THE DATA:
++++++

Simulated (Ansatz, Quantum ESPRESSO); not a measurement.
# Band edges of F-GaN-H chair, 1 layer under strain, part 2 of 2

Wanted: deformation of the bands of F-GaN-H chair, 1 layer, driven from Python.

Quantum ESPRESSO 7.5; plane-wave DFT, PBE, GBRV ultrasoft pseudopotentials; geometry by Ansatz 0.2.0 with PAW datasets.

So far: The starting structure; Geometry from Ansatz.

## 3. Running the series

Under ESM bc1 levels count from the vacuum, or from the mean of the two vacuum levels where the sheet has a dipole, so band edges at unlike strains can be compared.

++++++

REQUIREMENT: Could you output each line above exactly as it was given?

REPLY:
Simulated (Ansatz, Quantum ESPRESSO); not a measurement.
# Band edges of F-GaN-H chair, 1 layer under strain, part 2 of 2

Wanted: deformation of the bands of F-GaN-H chair, 1 layer, driven from Python.

Quantum ESPRESSO 7.5; plane-wave DFT, PBE, GBRV ultrasoft pseudopotentials; geometry by Ansatz 0.2.0 with PAW datasets.

So far: The starting structure; Geometry from Ansatz.

## 3. Running the series

Under ESM bc1 levels count from the vacuum, or from the mean of the two vacuum levels where the sheet has a dipole, so band edges at unlike strains can be compared.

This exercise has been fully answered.